Brief:
Repeat all entries below exactly as shown.

Entries shown:
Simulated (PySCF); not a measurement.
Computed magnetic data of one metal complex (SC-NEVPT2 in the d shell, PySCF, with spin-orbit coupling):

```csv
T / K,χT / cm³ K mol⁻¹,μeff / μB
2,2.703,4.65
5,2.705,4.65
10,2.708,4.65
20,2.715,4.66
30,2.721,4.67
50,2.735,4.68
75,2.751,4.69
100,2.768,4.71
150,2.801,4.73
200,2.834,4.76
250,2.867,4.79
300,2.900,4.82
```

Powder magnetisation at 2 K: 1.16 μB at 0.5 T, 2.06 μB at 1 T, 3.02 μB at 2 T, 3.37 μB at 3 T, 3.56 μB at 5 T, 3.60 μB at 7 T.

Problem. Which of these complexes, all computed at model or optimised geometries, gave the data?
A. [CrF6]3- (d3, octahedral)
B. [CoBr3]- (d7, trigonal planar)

Exercise response:
Simulated (PySCF); not a measurement.
Computed magnetic data of one metal complex (SC-NEVPT2 in the d shell, PySCF, with spin-orbit coupling):

```csv
T / K,χT / cm³ K mol⁻¹,μeff / μB
2,2.703,4.65
5,2.705,4.65
10,2.708,4.65
20,2.715,4.66
30,2.721,4.67
50,2.735,4.68
75,2.751,4.69
100,2.768,4.71
150,2.801,4.73
200,2.834,4.76
250,2.867,4.79
300,2.900,4.82
```

Powder magnetisation at 2 K: 1.16 μB at 0.5 T, 2.06 μB at 1 T, 3.02 μB at 2 T, 3.37 μB at 3 T, 3.56 μB at 5 T, 3.60 μB at 7 T.

Problem. Which of these complexes, all computed at model or optimised geometries, gave the data?
A. [CrF6]3- (d3, octahedral)
B. [CoBr3]- (d7, trigonal planar)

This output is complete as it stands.